> RAW DATA:
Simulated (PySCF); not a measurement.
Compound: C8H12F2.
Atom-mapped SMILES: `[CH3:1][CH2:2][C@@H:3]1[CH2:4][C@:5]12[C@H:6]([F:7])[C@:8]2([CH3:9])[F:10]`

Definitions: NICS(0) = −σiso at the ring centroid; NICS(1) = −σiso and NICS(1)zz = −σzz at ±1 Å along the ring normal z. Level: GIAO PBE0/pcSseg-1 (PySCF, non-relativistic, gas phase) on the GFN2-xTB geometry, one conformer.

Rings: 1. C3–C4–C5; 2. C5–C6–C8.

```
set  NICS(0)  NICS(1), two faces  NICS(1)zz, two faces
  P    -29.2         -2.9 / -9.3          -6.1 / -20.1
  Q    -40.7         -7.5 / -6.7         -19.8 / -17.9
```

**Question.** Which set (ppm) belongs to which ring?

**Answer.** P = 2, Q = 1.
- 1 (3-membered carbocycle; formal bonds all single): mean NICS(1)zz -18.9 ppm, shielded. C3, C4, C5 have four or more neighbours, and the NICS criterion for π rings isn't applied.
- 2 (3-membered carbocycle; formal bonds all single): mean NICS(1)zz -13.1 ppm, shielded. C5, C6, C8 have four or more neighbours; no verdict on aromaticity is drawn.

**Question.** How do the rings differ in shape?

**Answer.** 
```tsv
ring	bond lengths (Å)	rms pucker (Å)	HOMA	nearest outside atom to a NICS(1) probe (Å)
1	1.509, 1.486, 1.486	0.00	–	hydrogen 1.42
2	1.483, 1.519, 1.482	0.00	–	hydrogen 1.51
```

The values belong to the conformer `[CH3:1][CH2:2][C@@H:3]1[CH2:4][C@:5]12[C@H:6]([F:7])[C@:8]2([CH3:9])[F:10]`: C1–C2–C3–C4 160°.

> ACTION ITEM:
Going down from the first line of the entries above, restate each line word for word until the line holding "Definitions: NICS(0) = −σiso" is done.

> WRITTEN REPLY:
Simulated (PySCF); not a measurement.
Compound: C8H12F2.
Atom-mapped SMILES: `[CH3:1][CH2:2][C@@H:3]1[CH2:4][C@:5]12[C@H:6]([F:7])[C@:8]2([CH3:9])[F:10]`

Definitions: NICS(0) = −σiso at the ring centroid; NICS(1) = −σiso and NICS(1)zz = −σzz at ±1 Å along the ring normal z. Level: GIAO PBE0/pcSseg-1 (PySCF, non-relativistic, gas phase) on the GFN2-xTB geometry, one conformer.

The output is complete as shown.